■ Source data ■
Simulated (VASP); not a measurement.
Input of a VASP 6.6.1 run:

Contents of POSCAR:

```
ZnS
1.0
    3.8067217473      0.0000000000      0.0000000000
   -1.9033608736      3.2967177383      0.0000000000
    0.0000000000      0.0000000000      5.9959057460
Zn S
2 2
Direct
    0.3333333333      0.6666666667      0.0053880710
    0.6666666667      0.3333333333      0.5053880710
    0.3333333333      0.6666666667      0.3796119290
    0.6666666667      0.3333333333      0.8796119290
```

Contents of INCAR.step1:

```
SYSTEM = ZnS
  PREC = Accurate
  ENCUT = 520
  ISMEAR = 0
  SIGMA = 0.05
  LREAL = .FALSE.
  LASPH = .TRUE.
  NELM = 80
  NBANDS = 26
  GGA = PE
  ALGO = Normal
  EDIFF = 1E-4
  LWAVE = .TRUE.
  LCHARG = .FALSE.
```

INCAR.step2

■ Requirement ■
Retype all of the lines shown above, keeping each one exact.

■ Written response ■
Simulated (VASP); not a measurement.
Input of a VASP 6.6.1 run:

Contents of POSCAR:

```
ZnS
1.0
    3.8067217473      0.0000000000      0.0000000000
   -1.9033608736      3.2967177383      0.0000000000
    0.0000000000      0.0000000000      5.9959057460
Zn S
2 2
Direct
    0.3333333333      0.6666666667      0.0053880710
    0.6666666667      0.3333333333      0.5053880710
    0.3333333333      0.6666666667      0.3796119290
    0.6666666667      0.3333333333      0.8796119290
```

Contents of INCAR.step1:

```
SYSTEM = ZnS
  PREC = Accurate
  ENCUT = 520
  ISMEAR = 0
  SIGMA = 0.05
  LREAL = .FALSE.
  LASPH = .TRUE.
  NELM = 80
  NBANDS = 26
  GGA = PE
  ALGO = Normal
  EDIFF = 1E-4
  LWAVE = .TRUE.
  LCHARG = .FALSE.
```

INCAR.step2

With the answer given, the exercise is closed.